Restate word for word the lines of the material below, from the line with "Programs: PySCF 2.14.0, with" to the line with "### Step 2. Shielding tensors: PBE0/pcSseg-1", both lines included, and no others.

Extracted records section start
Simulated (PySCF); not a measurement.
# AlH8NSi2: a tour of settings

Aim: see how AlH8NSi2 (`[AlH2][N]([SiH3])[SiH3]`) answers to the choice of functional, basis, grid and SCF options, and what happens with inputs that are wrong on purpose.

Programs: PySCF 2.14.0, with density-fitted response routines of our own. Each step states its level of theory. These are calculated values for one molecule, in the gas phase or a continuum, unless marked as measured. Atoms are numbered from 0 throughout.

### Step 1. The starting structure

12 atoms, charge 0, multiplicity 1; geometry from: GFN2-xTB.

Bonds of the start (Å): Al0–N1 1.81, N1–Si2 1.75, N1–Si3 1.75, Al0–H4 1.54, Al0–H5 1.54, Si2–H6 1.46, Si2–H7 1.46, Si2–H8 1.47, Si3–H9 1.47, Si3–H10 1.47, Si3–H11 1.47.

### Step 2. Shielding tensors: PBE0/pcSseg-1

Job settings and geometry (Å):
Extracted records section end

**Written reply**.
Programs: PySCF 2.14.0, with density-fitted response routines of our own. Each step states its level of theory. These are calculated values for one molecule, in the gas phase or a continuum, unless marked as measured. Atoms are numbered from 0 throughout.

### Step 1. The starting structure

12 atoms, charge 0, multiplicity 1; geometry from: GFN2-xTB.

Bonds of the start (Å): Al0–N1 1.81, N1–Si2 1.75, N1–Si3 1.75, Al0–H4 1.54, Al0–H5 1.54, Si2–H6 1.46, Si2–H7 1.46, Si2–H8 1.47, Si3–H9 1.47, Si3–H10 1.47, Si3–H11 1.47.

### Step 2. Shielding tensors: PBE0/pcSseg-1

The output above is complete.